**Brief**
Start with the first line of the data and end with the line that holds "VASP 6.6.1 |"; write out each one exactly.

**Source material**
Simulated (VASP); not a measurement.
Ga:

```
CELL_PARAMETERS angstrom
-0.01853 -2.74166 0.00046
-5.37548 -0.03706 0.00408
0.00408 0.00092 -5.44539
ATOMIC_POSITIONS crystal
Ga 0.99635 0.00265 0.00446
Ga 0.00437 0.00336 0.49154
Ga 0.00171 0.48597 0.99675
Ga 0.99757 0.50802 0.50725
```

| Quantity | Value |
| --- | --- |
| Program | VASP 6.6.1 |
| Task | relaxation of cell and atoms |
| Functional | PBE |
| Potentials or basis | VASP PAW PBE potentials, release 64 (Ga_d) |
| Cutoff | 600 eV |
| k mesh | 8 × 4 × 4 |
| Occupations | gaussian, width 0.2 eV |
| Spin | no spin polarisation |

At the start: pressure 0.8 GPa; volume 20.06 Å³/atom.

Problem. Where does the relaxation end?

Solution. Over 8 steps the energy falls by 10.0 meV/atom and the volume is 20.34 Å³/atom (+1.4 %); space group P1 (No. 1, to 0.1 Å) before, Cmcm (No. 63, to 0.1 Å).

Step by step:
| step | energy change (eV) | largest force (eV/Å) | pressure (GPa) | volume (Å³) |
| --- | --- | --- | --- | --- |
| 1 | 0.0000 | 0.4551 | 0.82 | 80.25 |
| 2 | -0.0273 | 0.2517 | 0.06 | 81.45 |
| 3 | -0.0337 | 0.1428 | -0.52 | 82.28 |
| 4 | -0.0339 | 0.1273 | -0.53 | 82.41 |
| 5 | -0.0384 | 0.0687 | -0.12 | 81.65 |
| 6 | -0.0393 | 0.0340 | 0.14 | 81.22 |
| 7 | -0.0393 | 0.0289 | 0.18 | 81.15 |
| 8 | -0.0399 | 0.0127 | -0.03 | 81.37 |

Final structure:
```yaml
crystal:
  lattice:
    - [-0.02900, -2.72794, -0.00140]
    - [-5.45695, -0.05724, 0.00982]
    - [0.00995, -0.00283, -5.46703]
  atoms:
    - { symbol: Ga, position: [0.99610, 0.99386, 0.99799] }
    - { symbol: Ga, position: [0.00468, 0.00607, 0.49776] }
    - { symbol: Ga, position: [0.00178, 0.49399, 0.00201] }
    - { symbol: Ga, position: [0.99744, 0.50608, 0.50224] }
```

**Written solution**
Simulated (VASP); not a measurement.
Ga:

```
CELL_PARAMETERS angstrom
-0.01853 -2.74166 0.00046
-5.37548 -0.03706 0.00408
0.00408 0.00092 -5.44539
ATOMIC_POSITIONS crystal
Ga 0.99635 0.00265 0.00446
Ga 0.00437 0.00336 0.49154
Ga 0.00171 0.48597 0.99675
Ga 0.99757 0.50802 0.50725
```

| Quantity | Value |
| --- | --- |
| Program | VASP 6.6.1 |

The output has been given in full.